Listed entries:
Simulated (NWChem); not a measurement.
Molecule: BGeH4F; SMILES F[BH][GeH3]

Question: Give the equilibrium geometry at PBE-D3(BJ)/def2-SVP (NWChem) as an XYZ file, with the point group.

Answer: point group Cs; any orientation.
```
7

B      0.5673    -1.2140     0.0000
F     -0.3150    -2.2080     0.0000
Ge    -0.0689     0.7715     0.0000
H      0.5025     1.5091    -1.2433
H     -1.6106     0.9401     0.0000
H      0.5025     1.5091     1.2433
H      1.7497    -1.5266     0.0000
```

Work item:
Retype every line of the material above without altering anything.

Your response:
Simulated (NWChem); not a measurement.
Molecule: BGeH4F; SMILES F[BH][GeH3]

Question: Give the equilibrium geometry at PBE-D3(BJ)/def2-SVP (NWChem) as an XYZ file, with the point group.

Answer: point group Cs; any orientation.
```
7

B      0.5673    -1.2140     0.0000
F     -0.3150    -2.2080     0.0000
Ge    -0.0689     0.7715     0.0000
H      0.5025     1.5091    -1.2433
H     -1.6106     0.9401     0.0000
H      0.5025     1.5091     1.2433
H      1.7497    -1.5266     0.0000
```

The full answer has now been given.